◆ **PROVIDED INFORMATION**
=== Begin Enclosure ===
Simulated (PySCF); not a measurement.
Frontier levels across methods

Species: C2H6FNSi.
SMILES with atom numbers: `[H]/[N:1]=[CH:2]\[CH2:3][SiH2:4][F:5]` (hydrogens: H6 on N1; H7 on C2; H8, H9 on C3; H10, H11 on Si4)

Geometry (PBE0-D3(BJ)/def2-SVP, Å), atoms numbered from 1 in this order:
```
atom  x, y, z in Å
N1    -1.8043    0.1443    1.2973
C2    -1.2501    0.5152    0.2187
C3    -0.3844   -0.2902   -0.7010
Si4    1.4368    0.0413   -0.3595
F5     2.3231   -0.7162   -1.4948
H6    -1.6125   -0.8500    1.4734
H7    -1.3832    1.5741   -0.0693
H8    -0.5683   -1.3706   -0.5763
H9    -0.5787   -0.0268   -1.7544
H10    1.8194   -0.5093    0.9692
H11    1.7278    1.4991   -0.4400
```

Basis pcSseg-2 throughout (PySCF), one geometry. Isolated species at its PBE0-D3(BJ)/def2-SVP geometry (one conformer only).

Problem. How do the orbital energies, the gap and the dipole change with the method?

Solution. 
=== End Enclosure ===

◆ **TASK ITEM**
Produce a word-for-word copy of everything above from the line holding "Species: C2H6FNSi." down to the line holding "Problem. How do", with both of those lines kept.

◆ **TASK ANSWER**
Species: C2H6FNSi.
SMILES with atom numbers: `[H]/[N:1]=[CH:2]\[CH2:3][SiH2:4][F:5]` (hydrogens: H6 on N1; H7 on C2; H8, H9 on C3; H10, H11 on Si4)

Geometry (PBE0-D3(BJ)/def2-SVP, Å), atoms numbered from 1 in this order:
```
atom  x, y, z in Å
N1    -1.8043    0.1443    1.2973
C2    -1.2501    0.5152    0.2187
C3    -0.3844   -0.2902   -0.7010
Si4    1.4368    0.0413   -0.3595
F5     2.3231   -0.7162   -1.4948
H6    -1.6125   -0.8500    1.4734
H7    -1.3832    1.5741   -0.0693
H8    -0.5683   -1.3706   -0.5763
H9    -0.5787   -0.0268   -1.7544
H10    1.8194   -0.5093    0.9692
H11    1.7278    1.4991   -0.4400
```

Basis pcSseg-2 throughout (PySCF), one geometry. Isolated species at its PBE0-D3(BJ)/def2-SVP geometry (one conformer only).

Problem. How do the orbital energies, the gap and the dipole change with the method?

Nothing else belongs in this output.